* [Requirement]: Each line of the listing below must be returned exactly.

** Supplied records follows **

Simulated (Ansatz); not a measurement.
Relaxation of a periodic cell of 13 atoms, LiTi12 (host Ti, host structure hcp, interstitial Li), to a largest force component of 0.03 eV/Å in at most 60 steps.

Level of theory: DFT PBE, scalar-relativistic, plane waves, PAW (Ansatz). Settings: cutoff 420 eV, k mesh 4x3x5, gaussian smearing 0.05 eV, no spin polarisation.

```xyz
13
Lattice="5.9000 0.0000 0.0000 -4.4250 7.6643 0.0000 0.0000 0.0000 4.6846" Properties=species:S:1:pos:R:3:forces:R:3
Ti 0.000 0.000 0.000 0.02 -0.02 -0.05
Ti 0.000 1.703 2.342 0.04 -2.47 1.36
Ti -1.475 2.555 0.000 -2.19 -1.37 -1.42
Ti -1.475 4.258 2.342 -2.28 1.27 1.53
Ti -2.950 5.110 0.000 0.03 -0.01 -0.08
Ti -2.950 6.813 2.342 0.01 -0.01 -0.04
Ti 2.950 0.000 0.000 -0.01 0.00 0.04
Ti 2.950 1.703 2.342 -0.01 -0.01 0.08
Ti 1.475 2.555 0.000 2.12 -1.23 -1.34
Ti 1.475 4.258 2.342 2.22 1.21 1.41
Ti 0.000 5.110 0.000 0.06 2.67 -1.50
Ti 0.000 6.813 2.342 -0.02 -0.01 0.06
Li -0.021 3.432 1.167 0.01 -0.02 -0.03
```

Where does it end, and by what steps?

** End of Supplied records **

* [Your solution]:
Simulated (Ansatz); not a measurement.
Relaxation of a periodic cell of 13 atoms, LiTi12 (host Ti, host structure hcp, interstitial Li), to a largest force component of 0.03 eV/Å in at most 60 steps.

Level of theory: DFT PBE, scalar-relativistic, plane waves, PAW (Ansatz). Settings: cutoff 420 eV, k mesh 4x3x5, gaussian smearing 0.05 eV, no spin polarisation.

```xyz
13
Lattice="5.9000 0.0000 0.0000 -4.4250 7.6643 0.0000 0.0000 0.0000 4.6846" Properties=species:S:1:pos:R:3:forces:R:3
Ti 0.000 0.000 0.000 0.02 -0.02 -0.05
Ti 0.000 1.703 2.342 0.04 -2.47 1.36
Ti -1.475 2.555 0.000 -2.19 -1.37 -1.42
Ti -1.475 4.258 2.342 -2.28 1.27 1.53
Ti -2.950 5.110 0.000 0.03 -0.01 -0.08
Ti -2.950 6.813 2.342 0.01 -0.01 -0.04
Ti 2.950 0.000 0.000 -0.01 0.00 0.04
Ti 2.950 1.703 2.342 -0.01 -0.01 0.08
Ti 1.475 2.555 0.000 2.12 -1.23 -1.34
Ti 1.475 4.258 2.342 2.22 1.21 1.41
Ti 0.000 5.110 0.000 0.06 2.67 -1.50
Ti 0.000 6.813 2.342 -0.02 -0.01 0.06
Li -0.021 3.432 1.167 0.01 -0.02 -0.03
```

Where does it end, and by what steps?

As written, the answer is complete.